··· INFORMATION GIVEN ···
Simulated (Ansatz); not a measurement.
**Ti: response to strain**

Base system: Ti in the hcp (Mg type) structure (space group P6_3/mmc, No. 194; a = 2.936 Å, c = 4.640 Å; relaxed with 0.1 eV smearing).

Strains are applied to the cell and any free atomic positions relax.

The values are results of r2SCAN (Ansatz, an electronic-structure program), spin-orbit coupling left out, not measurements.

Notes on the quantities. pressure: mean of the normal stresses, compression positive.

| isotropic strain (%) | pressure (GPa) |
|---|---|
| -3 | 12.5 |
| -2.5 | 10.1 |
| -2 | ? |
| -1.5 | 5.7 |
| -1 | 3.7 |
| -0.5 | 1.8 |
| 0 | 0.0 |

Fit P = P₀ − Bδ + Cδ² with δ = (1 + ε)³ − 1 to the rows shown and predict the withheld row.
···

#### REQUIRED ACTION:
All lines above between those holding "response to strain**" and "Strains are applied", inclusive, must be set down unchanged, and no other line may be included.

#### TASK SOLUTION:
**Ti: response to strain**

Base system: Ti in the hcp (Mg type) structure (space group P6_3/mmc, No. 194; a = 2.936 Å, c = 4.640 Å; relaxed with 0.1 eV smearing).

Strains are applied to the cell and any free atomic positions relax.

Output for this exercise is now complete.